Recorded data:
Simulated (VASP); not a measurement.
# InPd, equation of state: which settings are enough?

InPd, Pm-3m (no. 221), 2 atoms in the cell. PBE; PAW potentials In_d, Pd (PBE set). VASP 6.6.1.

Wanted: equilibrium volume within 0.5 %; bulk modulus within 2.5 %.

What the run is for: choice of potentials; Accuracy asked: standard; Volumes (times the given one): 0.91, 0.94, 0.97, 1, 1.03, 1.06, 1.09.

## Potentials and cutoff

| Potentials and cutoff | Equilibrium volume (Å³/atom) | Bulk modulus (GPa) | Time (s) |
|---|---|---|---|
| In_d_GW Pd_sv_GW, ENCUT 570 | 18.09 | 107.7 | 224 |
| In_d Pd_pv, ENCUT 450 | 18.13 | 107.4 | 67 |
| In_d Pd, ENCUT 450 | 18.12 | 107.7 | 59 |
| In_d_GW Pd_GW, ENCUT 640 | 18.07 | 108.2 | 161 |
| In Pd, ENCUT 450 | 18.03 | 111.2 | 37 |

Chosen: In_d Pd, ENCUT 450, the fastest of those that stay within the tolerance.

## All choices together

Brief: Each record above is to be reproduced word for word.

Task output:
Simulated (VASP); not a measurement.
# InPd, equation of state: which settings are enough?

InPd, Pm-3m (no. 221), 2 atoms in the cell. PBE; PAW potentials In_d, Pd (PBE set). VASP 6.6.1.

Wanted: equilibrium volume within 0.5 %; bulk modulus within 2.5 %.

What the run is for: choice of potentials; Accuracy asked: standard; Volumes (times the given one): 0.91, 0.94, 0.97, 1, 1.03, 1.06, 1.09.

## Potentials and cutoff

| Potentials and cutoff | Equilibrium volume (Å³/atom) | Bulk modulus (GPa) | Time (s) |
|---|---|---|---|
| In_d_GW Pd_sv_GW, ENCUT 570 | 18.09 | 107.7 | 224 |
| In_d Pd_pv, ENCUT 450 | 18.13 | 107.4 | 67 |
| In_d Pd, ENCUT 450 | 18.12 | 107.7 | 59 |
| In_d_GW Pd_GW, ENCUT 640 | 18.07 | 108.2 | 161 |
| In Pd, ENCUT 450 | 18.03 | 111.2 | 37 |

Chosen: In_d Pd, ENCUT 450, the fastest of those that stay within the tolerance.

## All choices together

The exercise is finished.